§ WORK ORDER
Copy the whole listing below exactly, with nothing left out.

[DATASET EXTRACT Boundary: Start]

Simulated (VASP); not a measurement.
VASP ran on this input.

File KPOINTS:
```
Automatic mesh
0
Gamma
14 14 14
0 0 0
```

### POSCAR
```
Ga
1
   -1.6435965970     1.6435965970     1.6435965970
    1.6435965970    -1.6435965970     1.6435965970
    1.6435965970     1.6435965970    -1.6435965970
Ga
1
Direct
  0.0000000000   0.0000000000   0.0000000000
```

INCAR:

[DATASET EXTRACT Boundary: End]

§ ANSWER AREA
Simulated (VASP); not a measurement.
VASP ran on this input.

File KPOINTS:
```
Automatic mesh
0
Gamma
14 14 14
0 0 0
```

### POSCAR
```
Ga
1
   -1.6435965970     1.6435965970     1.6435965970
    1.6435965970    -1.6435965970     1.6435965970
    1.6435965970     1.6435965970    -1.6435965970
Ga
1
Direct
  0.0000000000   0.0000000000   0.0000000000
```

INCAR:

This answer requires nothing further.